Information supplied:
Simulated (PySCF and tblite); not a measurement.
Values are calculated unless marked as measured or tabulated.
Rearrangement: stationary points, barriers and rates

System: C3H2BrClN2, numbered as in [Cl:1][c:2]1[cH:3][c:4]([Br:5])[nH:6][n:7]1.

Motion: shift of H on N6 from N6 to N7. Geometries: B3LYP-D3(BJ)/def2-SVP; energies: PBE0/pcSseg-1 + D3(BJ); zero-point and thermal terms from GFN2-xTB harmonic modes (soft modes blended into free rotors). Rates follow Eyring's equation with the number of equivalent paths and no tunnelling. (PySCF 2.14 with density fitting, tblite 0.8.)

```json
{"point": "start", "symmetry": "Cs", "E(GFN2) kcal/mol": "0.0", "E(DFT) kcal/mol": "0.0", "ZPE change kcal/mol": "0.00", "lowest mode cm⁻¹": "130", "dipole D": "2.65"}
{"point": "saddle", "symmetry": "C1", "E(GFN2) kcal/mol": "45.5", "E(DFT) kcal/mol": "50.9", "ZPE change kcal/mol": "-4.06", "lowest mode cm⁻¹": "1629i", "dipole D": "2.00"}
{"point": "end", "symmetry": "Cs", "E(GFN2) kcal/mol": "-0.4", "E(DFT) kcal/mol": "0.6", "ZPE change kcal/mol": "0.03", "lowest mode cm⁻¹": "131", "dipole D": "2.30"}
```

Assignment:
Every entry must be duplicated exactly as it was written.

Worked solution:
Simulated (PySCF and tblite); not a measurement.
Values are calculated unless marked as measured or tabulated.
Rearrangement: stationary points, barriers and rates

System: C3H2BrClN2, numbered as in [Cl:1][c:2]1[cH:3][c:4]([Br:5])[nH:6][n:7]1.

Motion: shift of H on N6 from N6 to N7. Geometries: B3LYP-D3(BJ)/def2-SVP; energies: PBE0/pcSseg-1 + D3(BJ); zero-point and thermal terms from GFN2-xTB harmonic modes (soft modes blended into free rotors). Rates follow Eyring's equation with the number of equivalent paths and no tunnelling. (PySCF 2.14 with density fitting, tblite 0.8.)

```json
{"point": "start", "symmetry": "Cs", "E(GFN2) kcal/mol": "0.0", "E(DFT) kcal/mol": "0.0", "ZPE change kcal/mol": "0.00", "lowest mode cm⁻¹": "130", "dipole D": "2.65"}
{"point": "saddle", "symmetry": "C1", "E(GFN2) kcal/mol": "45.5", "E(DFT) kcal/mol": "50.9", "ZPE change kcal/mol": "-4.06", "lowest mode cm⁻¹": "1629i", "dipole D": "2.00"}
{"point": "end", "symmetry": "Cs", "E(GFN2) kcal/mol": "-0.4", "E(DFT) kcal/mol": "0.6", "ZPE change kcal/mol": "0.03", "lowest mode cm⁻¹": "131", "dipole D": "2.30"}
```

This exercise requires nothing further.